__DATA TO EXAMINE__.
----------------

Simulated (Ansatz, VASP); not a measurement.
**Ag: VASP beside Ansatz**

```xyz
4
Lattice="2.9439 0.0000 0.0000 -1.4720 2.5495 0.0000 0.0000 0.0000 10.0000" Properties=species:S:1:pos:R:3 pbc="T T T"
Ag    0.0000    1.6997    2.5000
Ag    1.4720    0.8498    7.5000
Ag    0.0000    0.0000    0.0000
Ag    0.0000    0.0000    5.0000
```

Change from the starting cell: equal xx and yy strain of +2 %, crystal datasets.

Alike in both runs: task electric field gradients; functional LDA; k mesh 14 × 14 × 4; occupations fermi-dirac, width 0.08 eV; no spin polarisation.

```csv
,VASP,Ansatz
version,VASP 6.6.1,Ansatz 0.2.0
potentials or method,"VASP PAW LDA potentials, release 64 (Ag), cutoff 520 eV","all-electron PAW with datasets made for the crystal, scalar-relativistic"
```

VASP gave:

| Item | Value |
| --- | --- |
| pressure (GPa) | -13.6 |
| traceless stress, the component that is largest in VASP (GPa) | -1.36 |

----------------

__WORK INSTRUCTION__. Starting with the first line of the records above, give back each line exactly until the line with "(GPa) | -13.6 |" has been given as well.

__EXERCISE SOLUTION__.
Simulated (Ansatz, VASP); not a measurement.
**Ag: VASP beside Ansatz**

```xyz
4
Lattice="2.9439 0.0000 0.0000 -1.4720 2.5495 0.0000 0.0000 0.0000 10.0000" Properties=species:S:1:pos:R:3 pbc="T T T"
Ag    0.0000    1.6997    2.5000
Ag    1.4720    0.8498    7.5000
Ag    0.0000    0.0000    0.0000
Ag    0.0000    0.0000    5.0000
```

Change from the starting cell: equal xx and yy strain of +2 %, crystal datasets.

Alike in both runs: task electric field gradients; functional LDA; k mesh 14 × 14 × 4; occupations fermi-dirac, width 0.08 eV; no spin polarisation.

```csv
,VASP,Ansatz
version,VASP 6.6.1,Ansatz 0.2.0
potentials or method,"VASP PAW LDA potentials, release 64 (Ag), cutoff 520 eV","all-electron PAW with datasets made for the crystal, scalar-relativistic"
```

VASP gave:

| Item | Value |
| --- | --- |
| pressure (GPa) | -13.6 |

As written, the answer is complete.